## Provided data
——————————
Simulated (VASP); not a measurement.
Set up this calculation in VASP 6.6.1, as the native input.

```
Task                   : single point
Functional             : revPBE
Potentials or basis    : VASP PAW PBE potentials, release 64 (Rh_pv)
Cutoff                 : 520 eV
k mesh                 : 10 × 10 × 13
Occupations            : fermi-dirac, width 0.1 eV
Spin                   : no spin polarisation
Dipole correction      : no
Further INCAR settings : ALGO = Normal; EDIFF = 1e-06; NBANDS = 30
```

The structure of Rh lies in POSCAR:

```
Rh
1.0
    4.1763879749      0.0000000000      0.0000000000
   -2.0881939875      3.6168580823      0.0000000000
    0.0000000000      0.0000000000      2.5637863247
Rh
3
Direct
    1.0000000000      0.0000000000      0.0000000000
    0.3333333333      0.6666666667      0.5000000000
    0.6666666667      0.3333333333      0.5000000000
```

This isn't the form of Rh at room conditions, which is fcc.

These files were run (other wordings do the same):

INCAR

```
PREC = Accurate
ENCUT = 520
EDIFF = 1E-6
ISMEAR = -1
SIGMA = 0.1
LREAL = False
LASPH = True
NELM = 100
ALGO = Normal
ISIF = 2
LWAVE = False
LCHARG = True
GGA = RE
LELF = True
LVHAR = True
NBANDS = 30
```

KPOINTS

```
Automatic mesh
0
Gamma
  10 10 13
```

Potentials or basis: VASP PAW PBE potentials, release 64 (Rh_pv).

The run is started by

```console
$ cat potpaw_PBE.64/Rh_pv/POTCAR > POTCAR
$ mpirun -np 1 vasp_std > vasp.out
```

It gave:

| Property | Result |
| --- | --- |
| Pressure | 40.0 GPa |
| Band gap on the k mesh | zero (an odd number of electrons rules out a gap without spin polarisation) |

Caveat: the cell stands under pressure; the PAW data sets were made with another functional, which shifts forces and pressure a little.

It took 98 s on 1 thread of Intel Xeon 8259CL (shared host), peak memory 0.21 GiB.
——————————

## Task item
Please print exactly what appears from the first line of the data through the line with "Caveat: the cell", including both of those lines and nothing past them.

## Response
Simulated (VASP); not a measurement.
Set up this calculation in VASP 6.6.1, as the native input.

```
Task                   : single point
Functional             : revPBE
Potentials or basis    : VASP PAW PBE potentials, release 64 (Rh_pv)
Cutoff                 : 520 eV
k mesh                 : 10 × 10 × 13
Occupations            : fermi-dirac, width 0.1 eV
Spin                   : no spin polarisation
Dipole correction      : no
Further INCAR settings : ALGO = Normal; EDIFF = 1e-06; NBANDS = 30
```

The structure of Rh lies in POSCAR:

```
Rh
1.0
    4.1763879749      0.0000000000      0.0000000000
   -2.0881939875      3.6168580823      0.0000000000
    0.0000000000      0.0000000000      2.5637863247
Rh
3
Direct
    1.0000000000      0.0000000000      0.0000000000
    0.3333333333      0.6666666667      0.5000000000
    0.6666666667      0.3333333333      0.5000000000
```

This isn't the form of Rh at room conditions, which is fcc.

These files were run (other wordings do the same):

INCAR

```
PREC = Accurate
ENCUT = 520
EDIFF = 1E-6
ISMEAR = -1
SIGMA = 0.1
LREAL = False
LASPH = True
NELM = 100
ALGO = Normal
ISIF = 2
LWAVE = False
LCHARG = True
GGA = RE
LELF = True
LVHAR = True
NBANDS = 30
```

KPOINTS

```
Automatic mesh
0
Gamma
  10 10 13
```

Potentials or basis: VASP PAW PBE potentials, release 64 (Rh_pv).

The run is started by

```console
$ cat potpaw_PBE.64/Rh_pv/POTCAR > POTCAR
$ mpirun -np 1 vasp_std > vasp.out
```

It gave:

| Property | Result |
| --- | --- |
| Pressure | 40.0 GPa |
| Band gap on the k mesh | zero (an odd number of electrons rules out a gap without spin polarisation) |

Caveat: the cell stands under pressure; the PAW data sets were made with another functional, which shifts forces and pressure a little.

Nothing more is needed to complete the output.